-- Opening Marker --
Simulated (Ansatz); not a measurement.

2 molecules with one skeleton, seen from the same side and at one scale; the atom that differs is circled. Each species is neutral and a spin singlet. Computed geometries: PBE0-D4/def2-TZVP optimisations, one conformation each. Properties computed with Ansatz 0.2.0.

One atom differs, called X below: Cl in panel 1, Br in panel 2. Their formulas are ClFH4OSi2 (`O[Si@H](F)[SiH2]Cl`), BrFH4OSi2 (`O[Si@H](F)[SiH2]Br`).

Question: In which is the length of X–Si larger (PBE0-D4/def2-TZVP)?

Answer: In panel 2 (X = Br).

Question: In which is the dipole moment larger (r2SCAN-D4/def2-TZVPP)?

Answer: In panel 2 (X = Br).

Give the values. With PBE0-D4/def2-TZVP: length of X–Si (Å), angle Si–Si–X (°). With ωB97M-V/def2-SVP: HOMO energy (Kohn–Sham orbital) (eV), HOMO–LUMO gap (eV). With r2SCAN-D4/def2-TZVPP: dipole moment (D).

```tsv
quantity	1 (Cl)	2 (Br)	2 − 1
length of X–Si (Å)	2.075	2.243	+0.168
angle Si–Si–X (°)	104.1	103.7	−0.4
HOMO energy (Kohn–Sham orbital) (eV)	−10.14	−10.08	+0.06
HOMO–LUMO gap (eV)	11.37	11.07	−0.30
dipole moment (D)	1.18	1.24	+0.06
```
-- Closing Marker --

> **Action item**: Give back exactly the lines of the listing above, starting with its first line and ending with the line that holds "Question: In which is the length".

> **Problem solution**:
Simulated (Ansatz); not a measurement.

2 molecules with one skeleton, seen from the same side and at one scale; the atom that differs is circled. Each species is neutral and a spin singlet. Computed geometries: PBE0-D4/def2-TZVP optimisations, one conformation each. Properties computed with Ansatz 0.2.0.

One atom differs, called X below: Cl in panel 1, Br in panel 2. Their formulas are ClFH4OSi2 (`O[Si@H](F)[SiH2]Cl`), BrFH4OSi2 (`O[Si@H](F)[SiH2]Br`).

Question: In which is the length of X–Si larger (PBE0-D4/def2-TZVP)?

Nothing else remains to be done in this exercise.